• Material supplied
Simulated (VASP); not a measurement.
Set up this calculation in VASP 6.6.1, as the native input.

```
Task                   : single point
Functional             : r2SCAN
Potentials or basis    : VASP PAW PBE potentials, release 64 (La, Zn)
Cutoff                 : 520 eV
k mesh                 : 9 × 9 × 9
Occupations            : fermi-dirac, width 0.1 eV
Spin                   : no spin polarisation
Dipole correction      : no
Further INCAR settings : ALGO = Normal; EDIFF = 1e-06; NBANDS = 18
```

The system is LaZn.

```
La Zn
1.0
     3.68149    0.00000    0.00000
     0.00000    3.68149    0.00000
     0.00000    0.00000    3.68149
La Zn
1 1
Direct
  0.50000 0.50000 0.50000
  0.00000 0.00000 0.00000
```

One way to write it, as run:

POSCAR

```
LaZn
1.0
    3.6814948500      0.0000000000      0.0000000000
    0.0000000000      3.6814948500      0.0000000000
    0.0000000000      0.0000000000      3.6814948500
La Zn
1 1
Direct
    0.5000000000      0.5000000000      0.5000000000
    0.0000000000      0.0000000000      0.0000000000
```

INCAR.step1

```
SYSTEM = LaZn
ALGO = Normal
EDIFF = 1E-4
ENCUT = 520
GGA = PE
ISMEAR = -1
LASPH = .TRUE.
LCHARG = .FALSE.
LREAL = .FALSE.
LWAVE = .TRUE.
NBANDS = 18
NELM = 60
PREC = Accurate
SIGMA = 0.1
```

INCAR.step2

• Work task
Faithfully reproduce all of the material.

• Answer section
Simulated (VASP); not a measurement.
Set up this calculation in VASP 6.6.1, as the native input.

```
Task                   : single point
Functional             : r2SCAN
Potentials or basis    : VASP PAW PBE potentials, release 64 (La, Zn)
Cutoff                 : 520 eV
k mesh                 : 9 × 9 × 9
Occupations            : fermi-dirac, width 0.1 eV
Spin                   : no spin polarisation
Dipole correction      : no
Further INCAR settings : ALGO = Normal; EDIFF = 1e-06; NBANDS = 18
```

The system is LaZn.

```
La Zn
1.0
     3.68149    0.00000    0.00000
     0.00000    3.68149    0.00000
     0.00000    0.00000    3.68149
La Zn
1 1
Direct
  0.50000 0.50000 0.50000
  0.00000 0.00000 0.00000
```

One way to write it, as run:

POSCAR

```
LaZn
1.0
    3.6814948500      0.0000000000      0.0000000000
    0.0000000000      3.6814948500      0.0000000000
    0.0000000000      0.0000000000      3.6814948500
La Zn
1 1
Direct
    0.5000000000      0.5000000000      0.5000000000
    0.0000000000      0.0000000000      0.0000000000
```

INCAR.step1

```
SYSTEM = LaZn
ALGO = Normal
EDIFF = 1E-4
ENCUT = 520
GGA = PE
ISMEAR = -1
LASPH = .TRUE.
LCHARG = .FALSE.
LREAL = .FALSE.
LWAVE = .TRUE.
NBANDS = 18
NELM = 60
PREC = Accurate
SIGMA = 0.1
```

INCAR.step2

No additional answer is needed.